» ASSIGNED TASK: Everything from the line containing "C–C (1.36 Å): ρ" through the line containing "C–B (1.54 Å): the" in the listing below should be copied exactly, and nothing more.

» DATA TO EXAMINE:
-----

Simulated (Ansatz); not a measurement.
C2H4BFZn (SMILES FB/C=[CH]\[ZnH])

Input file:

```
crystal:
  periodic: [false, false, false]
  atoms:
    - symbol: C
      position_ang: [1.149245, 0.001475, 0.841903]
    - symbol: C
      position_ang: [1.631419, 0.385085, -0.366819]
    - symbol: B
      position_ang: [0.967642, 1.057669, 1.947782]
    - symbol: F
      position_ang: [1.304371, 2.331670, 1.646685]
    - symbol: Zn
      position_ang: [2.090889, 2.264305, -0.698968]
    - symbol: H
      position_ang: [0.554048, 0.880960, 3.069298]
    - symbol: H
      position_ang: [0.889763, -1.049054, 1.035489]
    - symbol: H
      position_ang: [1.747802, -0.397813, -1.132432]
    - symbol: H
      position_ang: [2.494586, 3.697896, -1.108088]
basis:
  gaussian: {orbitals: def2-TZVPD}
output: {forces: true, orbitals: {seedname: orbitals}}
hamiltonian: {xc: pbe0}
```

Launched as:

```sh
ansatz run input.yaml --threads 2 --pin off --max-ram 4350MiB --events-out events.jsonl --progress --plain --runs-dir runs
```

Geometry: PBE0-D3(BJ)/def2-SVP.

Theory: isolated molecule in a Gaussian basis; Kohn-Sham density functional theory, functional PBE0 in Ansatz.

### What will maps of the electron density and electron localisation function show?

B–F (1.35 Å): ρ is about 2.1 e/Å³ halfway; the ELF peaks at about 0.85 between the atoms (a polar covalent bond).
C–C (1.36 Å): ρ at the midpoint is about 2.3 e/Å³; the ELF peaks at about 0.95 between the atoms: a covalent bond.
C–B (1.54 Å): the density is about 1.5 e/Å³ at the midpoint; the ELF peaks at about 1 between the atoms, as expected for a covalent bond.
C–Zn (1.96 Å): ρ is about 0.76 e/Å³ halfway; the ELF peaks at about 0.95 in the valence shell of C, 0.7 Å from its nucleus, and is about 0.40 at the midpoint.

-----

» YOUR RESPONSE:
C–C (1.36 Å): ρ at the midpoint is about 2.3 e/Å³; the ELF peaks at about 0.95 between the atoms: a covalent bond.
C–B (1.54 Å): the density is about 1.5 e/Å³ at the midpoint; the ELF peaks at about 1 between the atoms, as expected for a covalent bond.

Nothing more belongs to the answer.